▼▼▼

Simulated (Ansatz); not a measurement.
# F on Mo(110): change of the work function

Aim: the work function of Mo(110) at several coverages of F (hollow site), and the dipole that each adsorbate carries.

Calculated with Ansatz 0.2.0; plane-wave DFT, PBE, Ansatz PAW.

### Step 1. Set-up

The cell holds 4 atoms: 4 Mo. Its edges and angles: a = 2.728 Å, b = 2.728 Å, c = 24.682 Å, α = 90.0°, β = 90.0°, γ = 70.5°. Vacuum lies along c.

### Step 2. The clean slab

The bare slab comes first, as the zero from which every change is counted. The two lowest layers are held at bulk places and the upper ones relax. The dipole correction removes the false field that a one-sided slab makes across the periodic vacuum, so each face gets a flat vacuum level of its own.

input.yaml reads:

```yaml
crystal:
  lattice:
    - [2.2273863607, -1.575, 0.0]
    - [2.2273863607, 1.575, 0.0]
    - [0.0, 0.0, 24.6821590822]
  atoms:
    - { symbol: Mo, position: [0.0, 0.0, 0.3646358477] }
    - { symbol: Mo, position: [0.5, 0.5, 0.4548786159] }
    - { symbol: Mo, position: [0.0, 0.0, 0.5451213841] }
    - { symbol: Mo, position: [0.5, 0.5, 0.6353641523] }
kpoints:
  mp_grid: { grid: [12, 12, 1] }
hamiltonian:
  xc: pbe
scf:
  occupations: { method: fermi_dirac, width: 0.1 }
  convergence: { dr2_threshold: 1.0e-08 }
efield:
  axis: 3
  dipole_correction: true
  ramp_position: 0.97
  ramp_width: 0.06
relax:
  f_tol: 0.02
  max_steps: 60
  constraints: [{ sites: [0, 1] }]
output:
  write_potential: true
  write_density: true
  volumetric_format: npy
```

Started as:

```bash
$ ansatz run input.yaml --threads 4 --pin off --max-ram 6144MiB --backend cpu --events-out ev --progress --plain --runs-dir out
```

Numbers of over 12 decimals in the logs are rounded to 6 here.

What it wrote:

▲▲▲

Scan the listing above for the line that has "Aim: the work", then copy exactly from that line through the line that has "The cell holds".

▸ **RESULT**
Aim: the work function of Mo(110) at several coverages of F (hollow site), and the dipole that each adsorbate carries.

Calculated with Ansatz 0.2.0; plane-wave DFT, PBE, Ansatz PAW.

### Step 1. Set-up

The cell holds 4 atoms: 4 Mo. Its edges and angles: a = 2.728 Å, b = 2.728 Å, c = 24.682 Å, α = 90.0°, β = 90.0°, γ = 70.5°. Vacuum lies along c.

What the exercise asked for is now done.